◆ Work item ◆
What appears from the first line of the data below through the line containing "Describe this orbital and give its energy.", both included, should be copied exactly, and nothing else.

◆ Data extract ◆
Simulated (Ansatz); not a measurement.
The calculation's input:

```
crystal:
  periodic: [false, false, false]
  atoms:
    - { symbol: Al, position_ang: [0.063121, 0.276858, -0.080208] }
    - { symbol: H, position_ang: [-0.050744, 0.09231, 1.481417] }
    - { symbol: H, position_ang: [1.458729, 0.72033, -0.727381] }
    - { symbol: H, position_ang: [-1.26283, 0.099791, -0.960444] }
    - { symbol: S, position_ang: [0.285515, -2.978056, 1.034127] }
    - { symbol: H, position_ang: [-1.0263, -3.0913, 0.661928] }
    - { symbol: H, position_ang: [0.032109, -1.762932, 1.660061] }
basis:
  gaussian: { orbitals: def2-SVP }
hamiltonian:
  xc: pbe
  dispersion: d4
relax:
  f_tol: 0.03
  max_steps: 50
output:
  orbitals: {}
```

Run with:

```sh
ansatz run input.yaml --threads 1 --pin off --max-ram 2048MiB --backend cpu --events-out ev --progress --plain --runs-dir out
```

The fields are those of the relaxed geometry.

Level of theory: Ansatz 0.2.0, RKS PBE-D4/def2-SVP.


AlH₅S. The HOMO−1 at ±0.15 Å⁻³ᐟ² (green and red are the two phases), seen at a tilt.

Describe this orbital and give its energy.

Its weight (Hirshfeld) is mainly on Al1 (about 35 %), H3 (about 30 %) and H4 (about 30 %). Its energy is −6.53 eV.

◆ Written answer ◆
Simulated (Ansatz); not a measurement.
The calculation's input:

```
crystal:
  periodic: [false, false, false]
  atoms:
    - { symbol: Al, position_ang: [0.063121, 0.276858, -0.080208] }
    - { symbol: H, position_ang: [-0.050744, 0.09231, 1.481417] }
    - { symbol: H, position_ang: [1.458729, 0.72033, -0.727381] }
    - { symbol: H, position_ang: [-1.26283, 0.099791, -0.960444] }
    - { symbol: S, position_ang: [0.285515, -2.978056, 1.034127] }
    - { symbol: H, position_ang: [-1.0263, -3.0913, 0.661928] }
    - { symbol: H, position_ang: [0.032109, -1.762932, 1.660061] }
basis:
  gaussian: { orbitals: def2-SVP }
hamiltonian:
  xc: pbe
  dispersion: d4
relax:
  f_tol: 0.03
  max_steps: 50
output:
  orbitals: {}
```

Run with:

```sh
ansatz run input.yaml --threads 1 --pin off --max-ram 2048MiB --backend cpu --events-out ev --progress --plain --runs-dir out
```

The fields are those of the relaxed geometry.

Level of theory: Ansatz 0.2.0, RKS PBE-D4/def2-SVP.


AlH₅S. The HOMO−1 at ±0.15 Å⁻³ᐟ² (green and red are the two phases), seen at a tilt.

Describe this orbital and give its energy.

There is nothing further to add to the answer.